• _Required action_:
Would you output the whole listing below, exactly as it reads?

• _Information_:
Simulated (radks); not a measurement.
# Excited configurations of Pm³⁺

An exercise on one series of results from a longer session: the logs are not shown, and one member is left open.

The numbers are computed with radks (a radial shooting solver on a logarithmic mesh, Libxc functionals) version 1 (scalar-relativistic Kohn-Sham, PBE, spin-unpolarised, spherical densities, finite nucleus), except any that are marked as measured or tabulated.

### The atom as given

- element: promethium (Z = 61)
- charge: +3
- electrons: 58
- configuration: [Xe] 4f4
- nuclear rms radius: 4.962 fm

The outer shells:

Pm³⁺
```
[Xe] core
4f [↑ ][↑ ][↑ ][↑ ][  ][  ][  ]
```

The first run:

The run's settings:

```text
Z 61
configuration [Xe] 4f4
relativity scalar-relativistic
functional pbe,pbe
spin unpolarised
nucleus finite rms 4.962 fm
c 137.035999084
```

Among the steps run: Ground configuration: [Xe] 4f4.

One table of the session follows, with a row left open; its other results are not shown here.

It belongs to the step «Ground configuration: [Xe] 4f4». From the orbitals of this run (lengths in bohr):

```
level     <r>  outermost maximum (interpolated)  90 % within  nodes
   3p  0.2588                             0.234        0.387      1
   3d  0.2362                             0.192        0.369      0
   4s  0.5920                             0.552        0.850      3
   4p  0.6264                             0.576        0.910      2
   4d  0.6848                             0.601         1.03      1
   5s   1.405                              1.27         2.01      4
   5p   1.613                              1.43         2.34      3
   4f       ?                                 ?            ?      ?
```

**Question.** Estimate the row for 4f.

• _Exercise output_:
Simulated (radks); not a measurement.
# Excited configurations of Pm³⁺

An exercise on one series of results from a longer session: the logs are not shown, and one member is left open.

The numbers are computed with radks (a radial shooting solver on a logarithmic mesh, Libxc functionals) version 1 (scalar-relativistic Kohn-Sham, PBE, spin-unpolarised, spherical densities, finite nucleus), except any that are marked as measured or tabulated.

### The atom as given

- element: promethium (Z = 61)
- charge: +3
- electrons: 58
- configuration: [Xe] 4f4
- nuclear rms radius: 4.962 fm

The outer shells:

Pm³⁺
```
[Xe] core
4f [↑ ][↑ ][↑ ][↑ ][  ][  ][  ]
```

The first run:

The run's settings:

```text
Z 61
configuration [Xe] 4f4
relativity scalar-relativistic
functional pbe,pbe
spin unpolarised
nucleus finite rms 4.962 fm
c 137.035999084
```

Among the steps run: Ground configuration: [Xe] 4f4.

One table of the session follows, with a row left open; its other results are not shown here.

It belongs to the step «Ground configuration: [Xe] 4f4». From the orbitals of this run (lengths in bohr):

```
level     <r>  outermost maximum (interpolated)  90 % within  nodes
   3p  0.2588                             0.234        0.387      1
   3d  0.2362                             0.192        0.369      0
   4s  0.5920                             0.552        0.850      3
   4p  0.6264                             0.576        0.910      2
   4d  0.6848                             0.601         1.03      1
   5s   1.405                              1.27         2.01      4
   5p   1.613                              1.43         2.34      3
   4f       ?                                 ?            ?      ?
```

**Question.** Estimate the row for 4f.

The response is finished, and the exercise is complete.